Assigned task -> From the data below, retype exactly the lines starting with the one that contains "Energies relative to" and ending with the one that contains "3.95 | -0.26 |", both included.

═════ Recorded information ═════
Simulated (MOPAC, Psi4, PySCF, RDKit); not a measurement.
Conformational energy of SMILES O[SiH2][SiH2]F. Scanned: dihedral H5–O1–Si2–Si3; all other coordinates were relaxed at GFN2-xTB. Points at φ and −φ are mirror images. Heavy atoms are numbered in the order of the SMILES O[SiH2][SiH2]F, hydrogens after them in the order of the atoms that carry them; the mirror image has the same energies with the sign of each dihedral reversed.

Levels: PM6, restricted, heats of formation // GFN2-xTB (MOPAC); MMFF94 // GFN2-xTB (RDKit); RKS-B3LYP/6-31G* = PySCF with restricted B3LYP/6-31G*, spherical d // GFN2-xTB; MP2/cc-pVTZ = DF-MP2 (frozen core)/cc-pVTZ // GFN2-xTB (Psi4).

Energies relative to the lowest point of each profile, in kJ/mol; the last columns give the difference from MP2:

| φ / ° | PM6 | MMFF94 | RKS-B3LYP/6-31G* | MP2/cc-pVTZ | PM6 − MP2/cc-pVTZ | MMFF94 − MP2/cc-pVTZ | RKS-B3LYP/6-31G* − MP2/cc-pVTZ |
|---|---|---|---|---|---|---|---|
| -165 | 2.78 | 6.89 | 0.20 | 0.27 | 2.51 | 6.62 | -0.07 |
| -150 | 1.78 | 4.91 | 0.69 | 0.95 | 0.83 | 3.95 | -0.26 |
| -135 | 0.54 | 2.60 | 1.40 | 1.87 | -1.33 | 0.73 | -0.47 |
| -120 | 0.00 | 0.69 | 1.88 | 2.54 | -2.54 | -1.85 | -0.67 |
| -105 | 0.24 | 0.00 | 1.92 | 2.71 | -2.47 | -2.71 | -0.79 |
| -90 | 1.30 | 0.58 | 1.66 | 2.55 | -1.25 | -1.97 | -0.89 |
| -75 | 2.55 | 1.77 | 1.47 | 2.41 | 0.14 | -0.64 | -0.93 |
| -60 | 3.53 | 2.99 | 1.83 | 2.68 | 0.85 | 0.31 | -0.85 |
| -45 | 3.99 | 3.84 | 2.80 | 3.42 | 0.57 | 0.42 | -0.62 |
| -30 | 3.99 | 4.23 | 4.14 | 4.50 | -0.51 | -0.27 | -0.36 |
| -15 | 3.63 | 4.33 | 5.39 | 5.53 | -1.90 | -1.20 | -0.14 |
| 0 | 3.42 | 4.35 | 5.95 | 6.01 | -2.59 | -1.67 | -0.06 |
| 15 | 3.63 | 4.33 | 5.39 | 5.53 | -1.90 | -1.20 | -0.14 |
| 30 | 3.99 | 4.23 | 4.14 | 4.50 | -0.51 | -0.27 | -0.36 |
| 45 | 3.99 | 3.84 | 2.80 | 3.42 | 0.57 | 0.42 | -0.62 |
═════

Problem solution ->
Energies relative to the lowest point of each profile, in kJ/mol; the last columns give the difference from MP2:

| φ / ° | PM6 | MMFF94 | RKS-B3LYP/6-31G* | MP2/cc-pVTZ | PM6 − MP2/cc-pVTZ | MMFF94 − MP2/cc-pVTZ | RKS-B3LYP/6-31G* − MP2/cc-pVTZ |
|---|---|---|---|---|---|---|---|
| -165 | 2.78 | 6.89 | 0.20 | 0.27 | 2.51 | 6.62 | -0.07 |
| -150 | 1.78 | 4.91 | 0.69 | 0.95 | 0.83 | 3.95 | -0.26 |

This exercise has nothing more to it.